▸ Brief
Down to the last line, restate the material below exactly.

── Data ──

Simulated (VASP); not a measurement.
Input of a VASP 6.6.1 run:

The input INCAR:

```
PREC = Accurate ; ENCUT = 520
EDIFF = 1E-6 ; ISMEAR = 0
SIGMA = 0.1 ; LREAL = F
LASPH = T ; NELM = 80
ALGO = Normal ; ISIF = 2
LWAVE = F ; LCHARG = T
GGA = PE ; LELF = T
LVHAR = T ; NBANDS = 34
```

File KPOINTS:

───

▸ Answer space
Simulated (VASP); not a measurement.
Input of a VASP 6.6.1 run:

The input INCAR:

```
PREC = Accurate ; ENCUT = 520
EDIFF = 1E-6 ; ISMEAR = 0
SIGMA = 0.1 ; LREAL = F
LASPH = T ; NELM = 80
ALGO = Normal ; ISIF = 2
LWAVE = F ; LCHARG = T
GGA = PE ; LELF = T
LVHAR = T ; NBANDS = 34
```

File KPOINTS:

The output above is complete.